■ Work instruction ■
Once you reach the line that holds "Alike in both" in the listing below, output it and every line after it through the line that holds "snapped to symmetry.", word for word.

■ ■ ■ ■ ■
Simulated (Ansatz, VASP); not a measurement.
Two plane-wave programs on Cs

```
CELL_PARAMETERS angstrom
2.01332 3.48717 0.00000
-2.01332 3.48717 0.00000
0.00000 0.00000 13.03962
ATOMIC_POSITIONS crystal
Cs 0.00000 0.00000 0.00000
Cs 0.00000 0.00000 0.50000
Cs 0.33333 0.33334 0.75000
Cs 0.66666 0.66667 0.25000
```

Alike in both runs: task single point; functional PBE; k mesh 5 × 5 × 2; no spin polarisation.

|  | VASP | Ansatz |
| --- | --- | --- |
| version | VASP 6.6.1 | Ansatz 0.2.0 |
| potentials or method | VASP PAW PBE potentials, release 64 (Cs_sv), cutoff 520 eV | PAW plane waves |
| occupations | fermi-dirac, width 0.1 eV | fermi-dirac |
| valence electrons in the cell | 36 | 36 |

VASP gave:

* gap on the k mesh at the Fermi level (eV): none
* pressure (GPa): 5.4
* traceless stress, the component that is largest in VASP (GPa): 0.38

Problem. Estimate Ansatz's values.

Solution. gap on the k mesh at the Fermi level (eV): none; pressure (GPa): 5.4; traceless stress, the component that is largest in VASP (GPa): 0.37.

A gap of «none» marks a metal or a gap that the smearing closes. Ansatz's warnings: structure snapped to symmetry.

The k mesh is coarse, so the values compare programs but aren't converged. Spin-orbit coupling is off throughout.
■ ■ ■ ■ ■

■ Task response ■
Alike in both runs: task single point; functional PBE; k mesh 5 × 5 × 2; no spin polarisation.

|  | VASP | Ansatz |
| --- | --- | --- |
| version | VASP 6.6.1 | Ansatz 0.2.0 |
| potentials or method | VASP PAW PBE potentials, release 64 (Cs_sv), cutoff 520 eV | PAW plane waves |
| occupations | fermi-dirac, width 0.1 eV | fermi-dirac |
| valence electrons in the cell | 36 | 36 |

VASP gave:

* gap on the k mesh at the Fermi level (eV): none
* pressure (GPa): 5.4
* traceless stress, the component that is largest in VASP (GPa): 0.38

Problem. Estimate Ansatz's values.

Solution. gap on the k mesh at the Fermi level (eV): none; pressure (GPa): 5.4; traceless stress, the component that is largest in VASP (GPa): 0.37.

A gap of «none» marks a metal or a gap that the smearing closes. Ansatz's warnings: structure snapped to symmetry.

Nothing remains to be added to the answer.